- [ACTIVITY] Please restate, exactly as written, the lines running from the beginning of the material through the line that has "by how much?" in it.

- [DATASET EXTRACT]
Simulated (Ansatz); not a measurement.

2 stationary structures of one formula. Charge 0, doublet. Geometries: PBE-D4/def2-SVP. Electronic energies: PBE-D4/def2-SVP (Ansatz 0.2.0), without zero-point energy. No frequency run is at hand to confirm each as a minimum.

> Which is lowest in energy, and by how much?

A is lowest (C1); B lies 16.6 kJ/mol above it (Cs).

- [WRITTEN ANSWER]
Simulated (Ansatz); not a measurement.

2 stationary structures of one formula. Charge 0, doublet. Geometries: PBE-D4/def2-SVP. Electronic energies: PBE-D4/def2-SVP (Ansatz 0.2.0), without zero-point energy. No frequency run is at hand to confirm each as a minimum.

> Which is lowest in energy, and by how much?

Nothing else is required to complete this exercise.